** Work request **
The material below must be retyped in full, with every line kept exactly as it is.

** Data section **
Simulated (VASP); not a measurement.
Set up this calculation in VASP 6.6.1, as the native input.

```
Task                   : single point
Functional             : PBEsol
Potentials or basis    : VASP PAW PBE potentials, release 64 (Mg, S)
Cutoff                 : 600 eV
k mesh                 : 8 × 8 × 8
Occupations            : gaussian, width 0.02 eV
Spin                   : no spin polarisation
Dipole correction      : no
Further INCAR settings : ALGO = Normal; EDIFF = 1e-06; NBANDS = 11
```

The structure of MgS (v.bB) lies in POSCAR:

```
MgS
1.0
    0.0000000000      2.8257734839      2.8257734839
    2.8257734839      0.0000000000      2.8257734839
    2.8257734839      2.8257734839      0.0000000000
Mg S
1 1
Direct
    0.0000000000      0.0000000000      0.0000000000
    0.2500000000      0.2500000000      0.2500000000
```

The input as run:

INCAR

** Worked solution **
Simulated (VASP); not a measurement.
Set up this calculation in VASP 6.6.1, as the native input.

```
Task                   : single point
Functional             : PBEsol
Potentials or basis    : VASP PAW PBE potentials, release 64 (Mg, S)
Cutoff                 : 600 eV
k mesh                 : 8 × 8 × 8
Occupations            : gaussian, width 0.02 eV
Spin                   : no spin polarisation
Dipole correction      : no
Further INCAR settings : ALGO = Normal; EDIFF = 1e-06; NBANDS = 11
```

The structure of MgS (v.bB) lies in POSCAR:

```
MgS
1.0
    0.0000000000      2.8257734839      2.8257734839
    2.8257734839      0.0000000000      2.8257734839
    2.8257734839      2.8257734839      0.0000000000
Mg S
1 1
Direct
    0.0000000000      0.0000000000      0.0000000000
    0.2500000000      0.2500000000      0.2500000000
```

The input as run:

INCAR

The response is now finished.